■ **Task item**
Starting with the first line of the data that follows, transcribe every line verbatim until the line containing "Its results: band" has been transcribed.

■ **Data under study**
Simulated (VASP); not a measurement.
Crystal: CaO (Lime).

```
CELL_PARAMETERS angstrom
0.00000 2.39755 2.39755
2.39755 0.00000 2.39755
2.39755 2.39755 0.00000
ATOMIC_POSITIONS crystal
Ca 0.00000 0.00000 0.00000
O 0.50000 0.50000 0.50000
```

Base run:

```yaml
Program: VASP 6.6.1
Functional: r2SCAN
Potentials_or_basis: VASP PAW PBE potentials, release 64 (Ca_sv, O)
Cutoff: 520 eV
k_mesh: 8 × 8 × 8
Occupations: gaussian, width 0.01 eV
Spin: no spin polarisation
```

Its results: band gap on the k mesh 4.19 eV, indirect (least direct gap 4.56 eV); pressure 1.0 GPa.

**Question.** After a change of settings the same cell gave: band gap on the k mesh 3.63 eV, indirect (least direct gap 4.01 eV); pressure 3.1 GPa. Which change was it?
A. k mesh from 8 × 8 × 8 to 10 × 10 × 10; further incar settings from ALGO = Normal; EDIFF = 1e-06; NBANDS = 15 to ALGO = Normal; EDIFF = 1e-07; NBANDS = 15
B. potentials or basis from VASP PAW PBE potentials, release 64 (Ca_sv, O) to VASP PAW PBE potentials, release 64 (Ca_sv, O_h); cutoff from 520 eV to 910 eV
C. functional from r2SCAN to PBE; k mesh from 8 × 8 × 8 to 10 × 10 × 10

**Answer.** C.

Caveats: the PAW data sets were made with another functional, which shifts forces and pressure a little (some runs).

■ **Response box**
Simulated (VASP); not a measurement.
Crystal: CaO (Lime).

```
CELL_PARAMETERS angstrom
0.00000 2.39755 2.39755
2.39755 0.00000 2.39755
2.39755 2.39755 0.00000
ATOMIC_POSITIONS crystal
Ca 0.00000 0.00000 0.00000
O 0.50000 0.50000 0.50000
```

Base run:

```yaml
Program: VASP 6.6.1
Functional: r2SCAN
Potentials_or_basis: VASP PAW PBE potentials, release 64 (Ca_sv, O)
Cutoff: 520 eV
k_mesh: 8 × 8 × 8
Occupations: gaussian, width 0.01 eV
Spin: no spin polarisation
```

Its results: band gap on the k mesh 4.19 eV, indirect (least direct gap 4.56 eV); pressure 1.0 GPa.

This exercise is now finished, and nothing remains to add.